> [Extracted material]
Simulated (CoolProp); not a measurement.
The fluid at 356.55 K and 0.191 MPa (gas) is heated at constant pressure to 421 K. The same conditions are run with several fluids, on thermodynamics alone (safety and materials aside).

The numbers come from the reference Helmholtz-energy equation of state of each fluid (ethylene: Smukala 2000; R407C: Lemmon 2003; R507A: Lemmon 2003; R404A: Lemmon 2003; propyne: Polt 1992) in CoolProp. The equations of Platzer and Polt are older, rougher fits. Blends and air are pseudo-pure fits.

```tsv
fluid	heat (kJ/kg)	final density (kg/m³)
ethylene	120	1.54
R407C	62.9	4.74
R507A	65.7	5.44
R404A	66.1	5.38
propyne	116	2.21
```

> [Action item]
All of the entries must be given again, word for word.

> [Task output]
Simulated (CoolProp); not a measurement.
The fluid at 356.55 K and 0.191 MPa (gas) is heated at constant pressure to 421 K. The same conditions are run with several fluids, on thermodynamics alone (safety and materials aside).

The numbers come from the reference Helmholtz-energy equation of state of each fluid (ethylene: Smukala 2000; R407C: Lemmon 2003; R507A: Lemmon 2003; R404A: Lemmon 2003; propyne: Polt 1992) in CoolProp. The equations of Platzer and Polt are older, rougher fits. Blends and air are pseudo-pure fits.

```tsv
fluid	heat (kJ/kg)	final density (kg/m³)
ethylene	120	1.54
R407C	62.9	4.74
R507A	65.7	5.44
R404A	66.1	5.38
propyne	116	2.21
```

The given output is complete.